BRIEF: Everything from the line containing "cell and atoms" through the line containing "the relaxation end?" in the listing below should be copied exactly, and nothing more.

EXTRACTED ENTRIES:
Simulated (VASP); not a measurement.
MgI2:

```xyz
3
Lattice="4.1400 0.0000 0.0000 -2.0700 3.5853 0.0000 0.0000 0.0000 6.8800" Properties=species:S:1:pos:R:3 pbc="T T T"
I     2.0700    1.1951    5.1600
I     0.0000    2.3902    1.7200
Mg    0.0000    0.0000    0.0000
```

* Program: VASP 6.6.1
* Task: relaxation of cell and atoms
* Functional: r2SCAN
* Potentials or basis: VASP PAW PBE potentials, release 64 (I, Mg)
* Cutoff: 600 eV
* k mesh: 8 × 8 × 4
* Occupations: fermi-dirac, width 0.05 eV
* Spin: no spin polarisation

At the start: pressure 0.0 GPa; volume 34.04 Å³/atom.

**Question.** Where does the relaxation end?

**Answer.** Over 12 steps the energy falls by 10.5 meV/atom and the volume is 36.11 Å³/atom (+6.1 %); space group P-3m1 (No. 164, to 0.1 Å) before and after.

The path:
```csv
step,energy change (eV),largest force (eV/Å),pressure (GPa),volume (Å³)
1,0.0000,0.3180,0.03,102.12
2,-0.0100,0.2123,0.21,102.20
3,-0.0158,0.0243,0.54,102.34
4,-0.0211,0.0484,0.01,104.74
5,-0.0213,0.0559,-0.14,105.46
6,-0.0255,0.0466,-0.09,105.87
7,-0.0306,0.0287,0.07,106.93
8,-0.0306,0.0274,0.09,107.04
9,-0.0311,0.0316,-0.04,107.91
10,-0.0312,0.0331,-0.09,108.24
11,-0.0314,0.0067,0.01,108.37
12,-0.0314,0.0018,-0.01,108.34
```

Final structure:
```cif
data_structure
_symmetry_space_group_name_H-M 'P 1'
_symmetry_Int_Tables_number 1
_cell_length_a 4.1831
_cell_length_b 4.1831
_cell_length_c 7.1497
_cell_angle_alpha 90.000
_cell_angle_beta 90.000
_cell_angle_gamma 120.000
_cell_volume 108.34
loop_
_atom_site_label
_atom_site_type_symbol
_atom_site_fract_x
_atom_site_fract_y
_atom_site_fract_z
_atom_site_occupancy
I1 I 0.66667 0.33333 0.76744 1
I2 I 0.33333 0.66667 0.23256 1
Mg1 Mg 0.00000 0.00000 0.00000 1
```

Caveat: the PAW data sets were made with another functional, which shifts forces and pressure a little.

ANSWER SPACE:
* Task: relaxation of cell and atoms
* Functional: r2SCAN
* Potentials or basis: VASP PAW PBE potentials, release 64 (I, Mg)
* Cutoff: 600 eV
* k mesh: 8 × 8 × 4
* Occupations: fermi-dirac, width 0.05 eV
* Spin: no spin polarisation

At the start: pressure 0.0 GPa; volume 34.04 Å³/atom.

**Question.** Where does the relaxation end?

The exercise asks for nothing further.